◆ Supplied data:
************
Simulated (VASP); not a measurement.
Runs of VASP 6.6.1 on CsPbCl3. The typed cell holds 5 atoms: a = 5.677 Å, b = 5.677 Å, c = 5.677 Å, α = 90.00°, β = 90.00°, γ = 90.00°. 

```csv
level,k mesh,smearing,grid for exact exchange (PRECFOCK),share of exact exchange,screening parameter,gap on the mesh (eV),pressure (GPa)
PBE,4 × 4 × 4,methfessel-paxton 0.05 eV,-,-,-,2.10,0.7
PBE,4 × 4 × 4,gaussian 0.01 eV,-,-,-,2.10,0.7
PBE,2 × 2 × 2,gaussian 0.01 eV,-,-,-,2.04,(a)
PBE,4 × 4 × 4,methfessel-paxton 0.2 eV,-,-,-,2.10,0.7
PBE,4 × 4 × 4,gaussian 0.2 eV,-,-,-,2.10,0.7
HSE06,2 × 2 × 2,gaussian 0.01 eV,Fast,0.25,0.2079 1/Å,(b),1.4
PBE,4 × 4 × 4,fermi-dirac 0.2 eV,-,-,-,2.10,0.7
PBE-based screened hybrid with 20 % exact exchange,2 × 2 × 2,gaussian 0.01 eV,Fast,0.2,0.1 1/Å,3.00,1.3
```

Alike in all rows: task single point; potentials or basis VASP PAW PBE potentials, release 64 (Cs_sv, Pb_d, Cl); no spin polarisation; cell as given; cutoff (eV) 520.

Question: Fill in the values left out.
************

Transcribe the data above in its entirety, exactly.

◆ Result:
Simulated (VASP); not a measurement.
Runs of VASP 6.6.1 on CsPbCl3. The typed cell holds 5 atoms: a = 5.677 Å, b = 5.677 Å, c = 5.677 Å, α = 90.00°, β = 90.00°, γ = 90.00°. 

```csv
level,k mesh,smearing,grid for exact exchange (PRECFOCK),share of exact exchange,screening parameter,gap on the mesh (eV),pressure (GPa)
PBE,4 × 4 × 4,methfessel-paxton 0.05 eV,-,-,-,2.10,0.7
PBE,4 × 4 × 4,gaussian 0.01 eV,-,-,-,2.10,0.7
PBE,2 × 2 × 2,gaussian 0.01 eV,-,-,-,2.04,(a)
PBE,4 × 4 × 4,methfessel-paxton 0.2 eV,-,-,-,2.10,0.7
PBE,4 × 4 × 4,gaussian 0.2 eV,-,-,-,2.10,0.7
HSE06,2 × 2 × 2,gaussian 0.01 eV,Fast,0.25,0.2079 1/Å,(b),1.4
PBE,4 × 4 × 4,fermi-dirac 0.2 eV,-,-,-,2.10,0.7
PBE-based screened hybrid with 20 % exact exchange,2 × 2 × 2,gaussian 0.01 eV,Fast,0.2,0.1 1/Å,3.00,1.3
```

Alike in all rows: task single point; potentials or basis VASP PAW PBE potentials, release 64 (Cs_sv, Pb_d, Cl); no spin polarisation; cell as given; cutoff (eV) 520.

Question: Fill in the values left out.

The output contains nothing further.